* **REQUIREMENT**
How do the lines below between the ones holding "4.035 | 3.902 |" and "4.114 | 3.851 |", inclusive, read? Give them again exactly, with no other lines.

- - -
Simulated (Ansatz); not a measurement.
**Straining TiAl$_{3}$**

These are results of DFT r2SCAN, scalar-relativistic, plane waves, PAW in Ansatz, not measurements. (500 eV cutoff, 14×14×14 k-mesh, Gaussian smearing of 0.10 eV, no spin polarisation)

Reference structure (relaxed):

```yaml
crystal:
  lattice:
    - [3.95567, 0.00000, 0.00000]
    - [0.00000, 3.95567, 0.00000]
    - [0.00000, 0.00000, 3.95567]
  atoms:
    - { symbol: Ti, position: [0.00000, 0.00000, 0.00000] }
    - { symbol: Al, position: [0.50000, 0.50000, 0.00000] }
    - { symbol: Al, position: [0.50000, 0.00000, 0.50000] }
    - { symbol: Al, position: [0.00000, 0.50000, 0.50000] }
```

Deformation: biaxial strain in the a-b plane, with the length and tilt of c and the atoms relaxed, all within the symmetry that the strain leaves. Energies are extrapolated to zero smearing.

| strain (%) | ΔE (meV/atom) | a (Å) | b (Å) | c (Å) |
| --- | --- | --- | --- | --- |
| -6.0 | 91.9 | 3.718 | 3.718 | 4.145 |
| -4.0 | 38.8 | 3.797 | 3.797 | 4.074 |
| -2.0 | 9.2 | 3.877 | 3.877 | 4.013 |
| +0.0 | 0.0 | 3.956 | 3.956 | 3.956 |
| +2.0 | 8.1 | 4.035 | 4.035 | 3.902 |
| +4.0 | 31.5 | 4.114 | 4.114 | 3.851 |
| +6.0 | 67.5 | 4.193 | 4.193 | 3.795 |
- - -

* **TASK OUTPUT**
| +2.0 | 8.1 | 4.035 | 4.035 | 3.902 |
| +4.0 | 31.5 | 4.114 | 4.114 | 3.851 |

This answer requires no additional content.